══════════
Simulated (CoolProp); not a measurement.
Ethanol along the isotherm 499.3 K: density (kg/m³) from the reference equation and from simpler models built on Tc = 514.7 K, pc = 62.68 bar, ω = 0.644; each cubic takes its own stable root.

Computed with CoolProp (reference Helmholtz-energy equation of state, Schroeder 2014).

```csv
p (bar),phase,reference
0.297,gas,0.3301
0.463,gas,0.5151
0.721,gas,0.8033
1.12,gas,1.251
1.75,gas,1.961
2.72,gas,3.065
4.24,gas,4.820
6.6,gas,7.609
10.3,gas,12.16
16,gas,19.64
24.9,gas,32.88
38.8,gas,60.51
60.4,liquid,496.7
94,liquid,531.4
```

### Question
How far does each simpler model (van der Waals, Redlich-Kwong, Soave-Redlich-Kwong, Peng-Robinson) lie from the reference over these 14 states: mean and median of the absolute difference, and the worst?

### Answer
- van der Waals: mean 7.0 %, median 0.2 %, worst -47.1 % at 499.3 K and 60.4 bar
══════════

_ACTIVITY:_ Each line in the material above should be repeated exactly.

_TASK OUTPUT:_
Simulated (CoolProp); not a measurement.
Ethanol along the isotherm 499.3 K: density (kg/m³) from the reference equation and from simpler models built on Tc = 514.7 K, pc = 62.68 bar, ω = 0.644; each cubic takes its own stable root.

Computed with CoolProp (reference Helmholtz-energy equation of state, Schroeder 2014).

```csv
p (bar),phase,reference
0.297,gas,0.3301
0.463,gas,0.5151
0.721,gas,0.8033
1.12,gas,1.251
1.75,gas,1.961
2.72,gas,3.065
4.24,gas,4.820
6.6,gas,7.609
10.3,gas,12.16
16,gas,19.64
24.9,gas,32.88
38.8,gas,60.51
60.4,liquid,496.7
94,liquid,531.4
```

### Question
How far does each simpler model (van der Waals, Redlich-Kwong, Soave-Redlich-Kwong, Peng-Robinson) lie from the reference over these 14 states: mean and median of the absolute difference, and the worst?

### Answer
- van der Waals: mean 7.0 %, median 0.2 %, worst -47.1 % at 499.3 K and 60.4 bar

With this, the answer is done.